Task item: Print the first line of the data below and every one after it, through the line containing "Measured: bulk modulus", exactly as written.

Supplied records:
^^^^^^^^
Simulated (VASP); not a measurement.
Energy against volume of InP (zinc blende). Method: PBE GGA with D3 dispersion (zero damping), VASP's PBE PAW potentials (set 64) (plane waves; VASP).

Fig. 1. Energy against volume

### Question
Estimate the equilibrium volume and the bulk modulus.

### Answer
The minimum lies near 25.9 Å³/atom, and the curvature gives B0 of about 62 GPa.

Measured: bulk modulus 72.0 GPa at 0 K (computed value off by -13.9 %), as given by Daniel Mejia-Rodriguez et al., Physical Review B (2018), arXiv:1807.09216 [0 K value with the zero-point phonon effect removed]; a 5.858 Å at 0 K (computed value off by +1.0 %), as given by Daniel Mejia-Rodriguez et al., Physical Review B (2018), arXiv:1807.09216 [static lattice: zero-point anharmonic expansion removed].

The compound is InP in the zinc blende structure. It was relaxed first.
^^^^^^^^

Answer area:
Simulated (VASP); not a measurement.
Energy against volume of InP (zinc blende). Method: PBE GGA with D3 dispersion (zero damping), VASP's PBE PAW potentials (set 64) (plane waves; VASP).

Fig. 1. Energy against volume

### Question
Estimate the equilibrium volume and the bulk modulus.

### Answer
The minimum lies near 25.9 Å³/atom, and the curvature gives B0 of about 62 GPa.

Measured: bulk modulus 72.0 GPa at 0 K (computed value off by -13.9 %), as given by Daniel Mejia-Rodriguez et al., Physical Review B (2018), arXiv:1807.09216 [0 K value with the zero-point phonon effect removed]; a 5.858 Å at 0 K (computed value off by +1.0 %), as given by Daniel Mejia-Rodriguez et al., Physical Review B (2018), arXiv:1807.09216 [static lattice: zero-point anharmonic expansion removed].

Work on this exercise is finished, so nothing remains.